▸ **Work instruction**:
Return each entry precisely as it appears below.

▸ **Dataset entries**:
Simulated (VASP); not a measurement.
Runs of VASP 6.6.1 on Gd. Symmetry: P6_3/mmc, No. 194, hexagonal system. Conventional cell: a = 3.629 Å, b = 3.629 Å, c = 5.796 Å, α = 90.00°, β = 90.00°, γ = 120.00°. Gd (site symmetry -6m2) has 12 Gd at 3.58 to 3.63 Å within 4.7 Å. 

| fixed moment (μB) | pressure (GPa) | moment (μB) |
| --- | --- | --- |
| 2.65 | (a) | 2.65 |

▸ **Response box**:
Simulated (VASP); not a measurement.
Runs of VASP 6.6.1 on Gd. Symmetry: P6_3/mmc, No. 194, hexagonal system. Conventional cell: a = 3.629 Å, b = 3.629 Å, c = 5.796 Å, α = 90.00°, β = 90.00°, γ = 120.00°. Gd (site symmetry -6m2) has 12 Gd at 3.58 to 3.63 Å within 4.7 Å. 

| fixed moment (μB) | pressure (GPa) | moment (μB) |
| --- | --- | --- |
| 2.65 | (a) | 2.65 |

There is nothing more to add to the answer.